-- Work request --
Starting with the first line, output the data exactly, through to the last line.

════════════════

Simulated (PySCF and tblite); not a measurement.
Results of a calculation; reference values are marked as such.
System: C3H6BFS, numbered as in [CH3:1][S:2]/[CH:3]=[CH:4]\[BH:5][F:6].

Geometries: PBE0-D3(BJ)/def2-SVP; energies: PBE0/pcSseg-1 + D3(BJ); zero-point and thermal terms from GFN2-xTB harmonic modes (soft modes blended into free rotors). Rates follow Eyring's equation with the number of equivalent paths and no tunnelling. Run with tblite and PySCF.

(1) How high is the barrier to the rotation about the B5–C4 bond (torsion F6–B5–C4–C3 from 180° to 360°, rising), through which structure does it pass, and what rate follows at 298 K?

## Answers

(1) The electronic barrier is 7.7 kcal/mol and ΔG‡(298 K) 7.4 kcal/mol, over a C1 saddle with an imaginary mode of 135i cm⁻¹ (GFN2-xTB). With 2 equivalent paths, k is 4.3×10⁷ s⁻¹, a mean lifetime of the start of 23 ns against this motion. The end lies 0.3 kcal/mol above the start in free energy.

════════════════

-- Exercise solution --
Simulated (PySCF and tblite); not a measurement.
Results of a calculation; reference values are marked as such.
System: C3H6BFS, numbered as in [CH3:1][S:2]/[CH:3]=[CH:4]\[BH:5][F:6].

Geometries: PBE0-D3(BJ)/def2-SVP; energies: PBE0/pcSseg-1 + D3(BJ); zero-point and thermal terms from GFN2-xTB harmonic modes (soft modes blended into free rotors). Rates follow Eyring's equation with the number of equivalent paths and no tunnelling. Run with tblite and PySCF.

(1) How high is the barrier to the rotation about the B5–C4 bond (torsion F6–B5–C4–C3 from 180° to 360°, rising), through which structure does it pass, and what rate follows at 298 K?

## Answers

(1) The electronic barrier is 7.7 kcal/mol and ΔG‡(298 K) 7.4 kcal/mol, over a C1 saddle with an imaginary mode of 135i cm⁻¹ (GFN2-xTB). With 2 equivalent paths, k is 4.3×10⁷ s⁻¹, a mean lifetime of the start of 23 ns against this motion. The end lies 0.3 kcal/mol above the start in free energy.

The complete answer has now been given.